═══ Material provided ═══
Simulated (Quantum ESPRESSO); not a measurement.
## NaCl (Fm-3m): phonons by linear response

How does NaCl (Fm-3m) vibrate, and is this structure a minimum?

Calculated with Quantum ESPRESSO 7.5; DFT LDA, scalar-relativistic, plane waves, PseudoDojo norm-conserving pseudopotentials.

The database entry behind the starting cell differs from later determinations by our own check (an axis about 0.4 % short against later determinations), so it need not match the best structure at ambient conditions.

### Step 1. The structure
═══

● **Work request**
Print every entry from the material exactly.

● **Answer section**
Simulated (Quantum ESPRESSO); not a measurement.
## NaCl (Fm-3m): phonons by linear response

How does NaCl (Fm-3m) vibrate, and is this structure a minimum?

Calculated with Quantum ESPRESSO 7.5; DFT LDA, scalar-relativistic, plane waves, PseudoDojo norm-conserving pseudopotentials.

The database entry behind the starting cell differs from later determinations by our own check (an axis about 0.4 % short against later determinations), so it need not match the best structure at ambient conditions.

### Step 1. The structure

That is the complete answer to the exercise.